Beginning with the first line of the data below, reproduce every line unchanged, ending with the line that holds "the input above?".

## INFORMATION PROVIDED
○ ○ ○
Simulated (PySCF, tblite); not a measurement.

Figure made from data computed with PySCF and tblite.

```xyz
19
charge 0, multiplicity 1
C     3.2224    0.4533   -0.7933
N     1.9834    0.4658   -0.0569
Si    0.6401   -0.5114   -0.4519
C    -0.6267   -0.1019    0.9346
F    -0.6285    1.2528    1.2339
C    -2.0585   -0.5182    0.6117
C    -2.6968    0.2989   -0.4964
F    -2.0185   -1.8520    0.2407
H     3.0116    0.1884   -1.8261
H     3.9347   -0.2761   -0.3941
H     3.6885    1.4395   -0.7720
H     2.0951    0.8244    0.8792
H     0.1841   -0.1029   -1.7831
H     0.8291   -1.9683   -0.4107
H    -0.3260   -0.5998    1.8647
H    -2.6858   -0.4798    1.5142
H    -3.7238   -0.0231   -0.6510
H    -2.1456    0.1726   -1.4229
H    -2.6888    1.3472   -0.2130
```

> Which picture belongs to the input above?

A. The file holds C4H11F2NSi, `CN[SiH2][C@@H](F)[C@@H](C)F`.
○ ○ ○

## TASK SOLUTION
Simulated (PySCF, tblite); not a measurement.

Figure made from data computed with PySCF and tblite.

```xyz
19
charge 0, multiplicity 1
C     3.2224    0.4533   -0.7933
N     1.9834    0.4658   -0.0569
Si    0.6401   -0.5114   -0.4519
C    -0.6267   -0.1019    0.9346
F    -0.6285    1.2528    1.2339
C    -2.0585   -0.5182    0.6117
C    -2.6968    0.2989   -0.4964
F    -2.0185   -1.8520    0.2407
H     3.0116    0.1884   -1.8261
H     3.9347   -0.2761   -0.3941
H     3.6885    1.4395   -0.7720
H     2.0951    0.8244    0.8792
H     0.1841   -0.1029   -1.7831
H     0.8291   -1.9683   -0.4107
H    -0.3260   -0.5998    1.8647
H    -2.6858   -0.4798    1.5142
H    -3.7238   -0.0231   -0.6510
H    -2.1456    0.1726   -1.4229
H    -2.6888    1.3472   -0.2130
```

> Which picture belongs to the input above?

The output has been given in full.